Dataset entries ::
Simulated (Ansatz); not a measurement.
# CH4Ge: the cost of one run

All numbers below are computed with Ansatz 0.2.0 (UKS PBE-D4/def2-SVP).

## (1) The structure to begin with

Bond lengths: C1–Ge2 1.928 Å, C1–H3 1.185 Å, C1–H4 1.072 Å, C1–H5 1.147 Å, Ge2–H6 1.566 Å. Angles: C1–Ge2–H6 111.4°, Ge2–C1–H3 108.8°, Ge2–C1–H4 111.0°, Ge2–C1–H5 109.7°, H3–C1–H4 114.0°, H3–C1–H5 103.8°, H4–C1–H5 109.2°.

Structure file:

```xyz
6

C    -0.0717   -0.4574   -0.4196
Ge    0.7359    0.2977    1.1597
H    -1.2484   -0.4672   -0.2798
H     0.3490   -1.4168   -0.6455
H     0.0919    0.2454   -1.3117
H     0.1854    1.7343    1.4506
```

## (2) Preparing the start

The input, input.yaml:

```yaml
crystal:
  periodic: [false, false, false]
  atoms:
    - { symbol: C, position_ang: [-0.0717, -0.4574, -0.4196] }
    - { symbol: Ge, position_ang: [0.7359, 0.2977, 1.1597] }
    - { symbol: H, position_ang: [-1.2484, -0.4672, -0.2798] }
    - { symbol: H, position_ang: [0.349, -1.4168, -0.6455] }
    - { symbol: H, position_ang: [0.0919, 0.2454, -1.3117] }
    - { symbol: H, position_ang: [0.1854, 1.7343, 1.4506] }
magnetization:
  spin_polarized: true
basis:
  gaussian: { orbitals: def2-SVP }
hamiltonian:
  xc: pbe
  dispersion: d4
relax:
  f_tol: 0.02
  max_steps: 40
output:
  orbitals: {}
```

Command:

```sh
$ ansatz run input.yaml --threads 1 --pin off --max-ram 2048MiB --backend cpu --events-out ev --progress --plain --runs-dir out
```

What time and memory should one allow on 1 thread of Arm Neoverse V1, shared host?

Activity ::
The answer should consist solely of the lines from the first line above through the one with "## (1) The structure to begin with", both included, repeated exactly.

Exercise response ::
Simulated (Ansatz); not a measurement.
# CH4Ge: the cost of one run

All numbers below are computed with Ansatz 0.2.0 (UKS PBE-D4/def2-SVP).

## (1) The structure to begin with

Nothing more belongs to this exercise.